### Information given
--- START ---

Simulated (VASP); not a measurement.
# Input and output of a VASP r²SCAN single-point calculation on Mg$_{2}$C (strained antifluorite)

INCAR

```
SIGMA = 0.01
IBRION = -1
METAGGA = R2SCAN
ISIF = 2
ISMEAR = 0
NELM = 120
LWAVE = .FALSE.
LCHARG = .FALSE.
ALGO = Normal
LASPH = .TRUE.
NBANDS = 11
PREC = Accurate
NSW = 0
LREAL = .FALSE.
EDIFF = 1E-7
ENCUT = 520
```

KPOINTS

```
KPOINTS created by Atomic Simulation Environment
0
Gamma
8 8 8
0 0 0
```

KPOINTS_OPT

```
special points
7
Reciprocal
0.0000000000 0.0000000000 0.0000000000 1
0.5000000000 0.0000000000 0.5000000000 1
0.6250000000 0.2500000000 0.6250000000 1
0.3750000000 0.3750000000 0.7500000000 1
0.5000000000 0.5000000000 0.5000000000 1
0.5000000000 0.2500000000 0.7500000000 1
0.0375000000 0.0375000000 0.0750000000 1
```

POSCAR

--- END ---

### Requirement
Set down every record above, word for word.

### Your response
Simulated (VASP); not a measurement.
# Input and output of a VASP r²SCAN single-point calculation on Mg$_{2}$C (strained antifluorite)

INCAR

```
SIGMA = 0.01
IBRION = -1
METAGGA = R2SCAN
ISIF = 2
ISMEAR = 0
NELM = 120
LWAVE = .FALSE.
LCHARG = .FALSE.
ALGO = Normal
LASPH = .TRUE.
NBANDS = 11
PREC = Accurate
NSW = 0
LREAL = .FALSE.
EDIFF = 1E-7
ENCUT = 520
```

KPOINTS

```
KPOINTS created by Atomic Simulation Environment
0
Gamma
8 8 8
0 0 0
```

KPOINTS_OPT

```
special points
7
Reciprocal
0.0000000000 0.0000000000 0.0000000000 1
0.5000000000 0.0000000000 0.5000000000 1
0.6250000000 0.2500000000 0.6250000000 1
0.3750000000 0.3750000000 0.7500000000 1
0.5000000000 0.5000000000 0.5000000000 1
0.5000000000 0.2500000000 0.7500000000 1
0.0375000000 0.0375000000 0.0750000000 1
```

POSCAR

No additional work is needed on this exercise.